Exercise: Give an exact copy of the lines from the beginning of the listing below to the "Question: Which bonds" line, inclusive.

----- Study material -----

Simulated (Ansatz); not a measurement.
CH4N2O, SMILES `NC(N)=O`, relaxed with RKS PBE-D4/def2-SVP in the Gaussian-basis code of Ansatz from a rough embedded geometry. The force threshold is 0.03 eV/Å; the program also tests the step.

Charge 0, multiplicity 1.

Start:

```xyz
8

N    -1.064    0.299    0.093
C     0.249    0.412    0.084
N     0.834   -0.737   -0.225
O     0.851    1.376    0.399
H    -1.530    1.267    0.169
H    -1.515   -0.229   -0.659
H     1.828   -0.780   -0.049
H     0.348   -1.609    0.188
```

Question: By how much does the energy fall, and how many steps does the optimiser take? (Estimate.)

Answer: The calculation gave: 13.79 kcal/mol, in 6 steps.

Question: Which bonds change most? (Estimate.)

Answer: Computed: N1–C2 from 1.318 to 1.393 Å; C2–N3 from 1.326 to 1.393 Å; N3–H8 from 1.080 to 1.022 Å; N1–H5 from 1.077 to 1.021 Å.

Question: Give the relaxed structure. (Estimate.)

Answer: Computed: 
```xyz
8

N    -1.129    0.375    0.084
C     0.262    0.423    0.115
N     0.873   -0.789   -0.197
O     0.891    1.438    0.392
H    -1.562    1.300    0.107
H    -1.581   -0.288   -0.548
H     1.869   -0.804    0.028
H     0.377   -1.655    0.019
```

-----

Task answer:
Simulated (Ansatz); not a measurement.
CH4N2O, SMILES `NC(N)=O`, relaxed with RKS PBE-D4/def2-SVP in the Gaussian-basis code of Ansatz from a rough embedded geometry. The force threshold is 0.03 eV/Å; the program also tests the step.

Charge 0, multiplicity 1.

Start:

```xyz
8

N    -1.064    0.299    0.093
C     0.249    0.412    0.084
N     0.834   -0.737   -0.225
O     0.851    1.376    0.399
H    -1.530    1.267    0.169
H    -1.515   -0.229   -0.659
H     1.828   -0.780   -0.049
H     0.348   -1.609    0.188
```

Question: By how much does the energy fall, and how many steps does the optimiser take? (Estimate.)

Answer: The calculation gave: 13.79 kcal/mol, in 6 steps.

Question: Which bonds change most? (Estimate.)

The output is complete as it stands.